**Work order**
Write out only the opening lines of the entries, through the line with "Calculated with Ansatz".

**Source information**
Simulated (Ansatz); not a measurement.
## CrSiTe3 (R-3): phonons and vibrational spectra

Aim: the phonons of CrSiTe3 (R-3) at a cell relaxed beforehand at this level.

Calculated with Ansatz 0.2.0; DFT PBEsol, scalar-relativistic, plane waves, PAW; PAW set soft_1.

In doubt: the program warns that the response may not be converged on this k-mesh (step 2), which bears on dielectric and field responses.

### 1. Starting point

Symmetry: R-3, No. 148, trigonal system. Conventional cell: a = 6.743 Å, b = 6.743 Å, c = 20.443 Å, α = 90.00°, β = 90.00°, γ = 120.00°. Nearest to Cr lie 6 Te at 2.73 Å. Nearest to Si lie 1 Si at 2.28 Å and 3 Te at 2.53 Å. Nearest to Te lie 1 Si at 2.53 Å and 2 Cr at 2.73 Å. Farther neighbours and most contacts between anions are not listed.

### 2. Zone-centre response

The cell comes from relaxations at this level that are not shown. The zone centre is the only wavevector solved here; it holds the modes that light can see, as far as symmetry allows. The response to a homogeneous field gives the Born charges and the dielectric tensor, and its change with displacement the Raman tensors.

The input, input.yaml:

**Response area**
Simulated (Ansatz); not a measurement.
## CrSiTe3 (R-3): phonons and vibrational spectra

Aim: the phonons of CrSiTe3 (R-3) at a cell relaxed beforehand at this level.

Calculated with Ansatz 0.2.0; DFT PBEsol, scalar-relativistic, plane waves, PAW; PAW set soft_1.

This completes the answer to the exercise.